**Supplied information**
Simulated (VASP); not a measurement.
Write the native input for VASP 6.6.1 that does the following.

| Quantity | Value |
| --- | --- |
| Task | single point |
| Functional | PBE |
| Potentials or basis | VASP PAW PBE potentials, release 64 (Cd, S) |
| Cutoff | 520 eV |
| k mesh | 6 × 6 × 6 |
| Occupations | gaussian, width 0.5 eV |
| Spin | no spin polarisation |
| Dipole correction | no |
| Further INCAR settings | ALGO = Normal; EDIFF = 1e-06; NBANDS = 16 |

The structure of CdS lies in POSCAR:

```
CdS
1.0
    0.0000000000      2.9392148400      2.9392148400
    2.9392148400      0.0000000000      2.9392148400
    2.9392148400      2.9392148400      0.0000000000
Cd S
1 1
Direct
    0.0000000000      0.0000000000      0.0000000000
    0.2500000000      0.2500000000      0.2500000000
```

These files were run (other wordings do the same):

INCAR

**Action item**
Each line of the data must be copied exactly as it appears.

**Task result**
Simulated (VASP); not a measurement.
Write the native input for VASP 6.6.1 that does the following.

| Quantity | Value |
| --- | --- |
| Task | single point |
| Functional | PBE |
| Potentials or basis | VASP PAW PBE potentials, release 64 (Cd, S) |
| Cutoff | 520 eV |
| k mesh | 6 × 6 × 6 |
| Occupations | gaussian, width 0.5 eV |
| Spin | no spin polarisation |
| Dipole correction | no |
| Further INCAR settings | ALGO = Normal; EDIFF = 1e-06; NBANDS = 16 |

The structure of CdS lies in POSCAR:

```
CdS
1.0
    0.0000000000      2.9392148400      2.9392148400
    2.9392148400      0.0000000000      2.9392148400
    2.9392148400      2.9392148400      0.0000000000
Cd S
1 1
Direct
    0.0000000000      0.0000000000      0.0000000000
    0.2500000000      0.2500000000      0.2500000000
```

These files were run (other wordings do the same):

INCAR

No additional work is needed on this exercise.